__Work order__. Print out the records precisely, keeping each line identical to its source.

__Data shown__.
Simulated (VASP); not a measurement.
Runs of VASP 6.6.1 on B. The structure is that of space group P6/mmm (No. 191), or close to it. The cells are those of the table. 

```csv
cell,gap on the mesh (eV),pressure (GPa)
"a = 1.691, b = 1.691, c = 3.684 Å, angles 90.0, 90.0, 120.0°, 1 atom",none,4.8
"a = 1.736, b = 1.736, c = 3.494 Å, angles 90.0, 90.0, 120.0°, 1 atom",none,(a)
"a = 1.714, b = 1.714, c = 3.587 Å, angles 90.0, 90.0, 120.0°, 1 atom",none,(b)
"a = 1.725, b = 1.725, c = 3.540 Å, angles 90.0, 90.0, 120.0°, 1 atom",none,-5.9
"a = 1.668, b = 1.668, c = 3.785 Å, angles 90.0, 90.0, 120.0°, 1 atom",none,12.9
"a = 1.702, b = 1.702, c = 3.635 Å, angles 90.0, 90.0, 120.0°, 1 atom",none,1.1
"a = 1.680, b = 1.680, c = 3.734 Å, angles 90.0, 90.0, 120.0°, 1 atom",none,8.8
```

__Expected answer__.
Simulated (VASP); not a measurement.
Runs of VASP 6.6.1 on B. The structure is that of space group P6/mmm (No. 191), or close to it. The cells are those of the table. 

```csv
cell,gap on the mesh (eV),pressure (GPa)
"a = 1.691, b = 1.691, c = 3.684 Å, angles 90.0, 90.0, 120.0°, 1 atom",none,4.8
"a = 1.736, b = 1.736, c = 3.494 Å, angles 90.0, 90.0, 120.0°, 1 atom",none,(a)
"a = 1.714, b = 1.714, c = 3.587 Å, angles 90.0, 90.0, 120.0°, 1 atom",none,(b)
"a = 1.725, b = 1.725, c = 3.540 Å, angles 90.0, 90.0, 120.0°, 1 atom",none,-5.9
"a = 1.668, b = 1.668, c = 3.785 Å, angles 90.0, 90.0, 120.0°, 1 atom",none,12.9
"a = 1.702, b = 1.702, c = 3.635 Å, angles 90.0, 90.0, 120.0°, 1 atom",none,1.1
"a = 1.680, b = 1.680, c = 3.734 Å, angles 90.0, 90.0, 120.0°, 1 atom",none,8.8
```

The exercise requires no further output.